__ENTRIES SUPPLIED__:
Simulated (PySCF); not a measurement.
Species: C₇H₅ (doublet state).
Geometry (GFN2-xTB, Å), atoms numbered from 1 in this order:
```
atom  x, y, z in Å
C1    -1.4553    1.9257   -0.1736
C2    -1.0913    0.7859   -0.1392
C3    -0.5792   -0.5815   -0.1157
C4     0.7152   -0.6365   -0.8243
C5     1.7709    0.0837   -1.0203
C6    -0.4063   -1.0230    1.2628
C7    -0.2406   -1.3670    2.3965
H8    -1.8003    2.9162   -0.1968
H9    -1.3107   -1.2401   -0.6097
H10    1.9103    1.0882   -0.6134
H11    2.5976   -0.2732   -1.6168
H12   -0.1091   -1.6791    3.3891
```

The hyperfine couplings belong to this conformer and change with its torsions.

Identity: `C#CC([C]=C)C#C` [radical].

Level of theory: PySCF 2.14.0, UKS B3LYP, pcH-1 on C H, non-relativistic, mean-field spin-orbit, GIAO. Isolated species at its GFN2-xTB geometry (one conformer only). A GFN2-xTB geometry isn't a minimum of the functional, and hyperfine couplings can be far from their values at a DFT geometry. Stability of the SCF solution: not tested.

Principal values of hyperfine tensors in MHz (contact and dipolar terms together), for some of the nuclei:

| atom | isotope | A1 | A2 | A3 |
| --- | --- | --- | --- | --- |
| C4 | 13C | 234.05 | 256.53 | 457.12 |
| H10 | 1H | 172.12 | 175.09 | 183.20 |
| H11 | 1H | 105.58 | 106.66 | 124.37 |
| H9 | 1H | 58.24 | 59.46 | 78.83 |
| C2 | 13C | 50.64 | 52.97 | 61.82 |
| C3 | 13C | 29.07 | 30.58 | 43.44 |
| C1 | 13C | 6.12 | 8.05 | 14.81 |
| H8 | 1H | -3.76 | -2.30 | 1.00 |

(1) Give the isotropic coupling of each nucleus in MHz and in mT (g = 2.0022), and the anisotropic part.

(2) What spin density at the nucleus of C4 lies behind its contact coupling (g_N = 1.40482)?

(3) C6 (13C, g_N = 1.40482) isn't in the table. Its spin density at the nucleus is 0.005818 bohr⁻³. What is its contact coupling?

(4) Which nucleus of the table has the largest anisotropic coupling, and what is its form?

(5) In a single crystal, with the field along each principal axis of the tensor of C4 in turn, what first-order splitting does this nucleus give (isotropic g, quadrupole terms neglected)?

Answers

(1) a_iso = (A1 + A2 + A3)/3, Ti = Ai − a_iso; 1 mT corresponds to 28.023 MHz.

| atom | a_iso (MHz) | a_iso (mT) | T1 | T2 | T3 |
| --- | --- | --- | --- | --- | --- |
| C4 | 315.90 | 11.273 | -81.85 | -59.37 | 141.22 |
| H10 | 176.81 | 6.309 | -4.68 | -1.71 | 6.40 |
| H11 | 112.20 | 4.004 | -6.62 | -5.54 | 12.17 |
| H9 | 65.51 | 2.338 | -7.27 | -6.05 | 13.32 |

__EXERCISE__: Beginning with the opening line above, retype the records exactly through the line with "52.97 | 61.82 |", both ends included.

__EXERCISE RESULT__:
Simulated (PySCF); not a measurement.
Species: C₇H₅ (doublet state).
Geometry (GFN2-xTB, Å), atoms numbered from 1 in this order:
```
atom  x, y, z in Å
C1    -1.4553    1.9257   -0.1736
C2    -1.0913    0.7859   -0.1392
C3    -0.5792   -0.5815   -0.1157
C4     0.7152   -0.6365   -0.8243
C5     1.7709    0.0837   -1.0203
C6    -0.4063   -1.0230    1.2628
C7    -0.2406   -1.3670    2.3965
H8    -1.8003    2.9162   -0.1968
H9    -1.3107   -1.2401   -0.6097
H10    1.9103    1.0882   -0.6134
H11    2.5976   -0.2732   -1.6168
H12   -0.1091   -1.6791    3.3891
```

The hyperfine couplings belong to this conformer and change with its torsions.

Identity: `C#CC([C]=C)C#C` [radical].

Level of theory: PySCF 2.14.0, UKS B3LYP, pcH-1 on C H, non-relativistic, mean-field spin-orbit, GIAO. Isolated species at its GFN2-xTB geometry (one conformer only). A GFN2-xTB geometry isn't a minimum of the functional, and hyperfine couplings can be far from their values at a DFT geometry. Stability of the SCF solution: not tested.

Principal values of hyperfine tensors in MHz (contact and dipolar terms together), for some of the nuclei:

| atom | isotope | A1 | A2 | A3 |
| --- | --- | --- | --- | --- |
| C4 | 13C | 234.05 | 256.53 | 457.12 |
| H10 | 1H | 172.12 | 175.09 | 183.20 |
| H11 | 1H | 105.58 | 106.66 | 124.37 |
| H9 | 1H | 58.24 | 59.46 | 78.83 |
| C2 | 13C | 50.64 | 52.97 | 61.82 |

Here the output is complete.